Information supplied.
--- --- ---

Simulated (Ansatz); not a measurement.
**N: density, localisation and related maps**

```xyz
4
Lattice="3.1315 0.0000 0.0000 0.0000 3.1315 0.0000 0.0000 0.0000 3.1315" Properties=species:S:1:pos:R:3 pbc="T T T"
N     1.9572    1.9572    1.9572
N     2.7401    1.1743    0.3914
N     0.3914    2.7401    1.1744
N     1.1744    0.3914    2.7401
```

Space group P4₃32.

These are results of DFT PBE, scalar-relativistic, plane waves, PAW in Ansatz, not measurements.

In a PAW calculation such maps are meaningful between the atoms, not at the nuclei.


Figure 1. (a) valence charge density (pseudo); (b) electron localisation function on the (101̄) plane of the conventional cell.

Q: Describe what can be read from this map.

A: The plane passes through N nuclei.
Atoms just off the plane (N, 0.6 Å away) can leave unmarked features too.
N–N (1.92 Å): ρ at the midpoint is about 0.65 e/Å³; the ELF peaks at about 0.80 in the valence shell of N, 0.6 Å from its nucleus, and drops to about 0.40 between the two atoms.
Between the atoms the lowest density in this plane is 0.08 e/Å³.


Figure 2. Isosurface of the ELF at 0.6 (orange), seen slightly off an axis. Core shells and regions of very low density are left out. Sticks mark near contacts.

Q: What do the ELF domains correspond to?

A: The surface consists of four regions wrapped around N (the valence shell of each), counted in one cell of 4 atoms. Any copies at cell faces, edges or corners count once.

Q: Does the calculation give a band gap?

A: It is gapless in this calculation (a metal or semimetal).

--- --- ---

Work order.
Quote the listing above from its first line to the line with "Space group P4₃32.", inclusive, and add nothing.

Written solution.
Simulated (Ansatz); not a measurement.
**N: density, localisation and related maps**

```xyz
4
Lattice="3.1315 0.0000 0.0000 0.0000 3.1315 0.0000 0.0000 0.0000 3.1315" Properties=species:S:1:pos:R:3 pbc="T T T"
N     1.9572    1.9572    1.9572
N     2.7401    1.1743    0.3914
N     0.3914    2.7401    1.1744
N     1.1744    0.3914    2.7401
```

Space group P4₃32.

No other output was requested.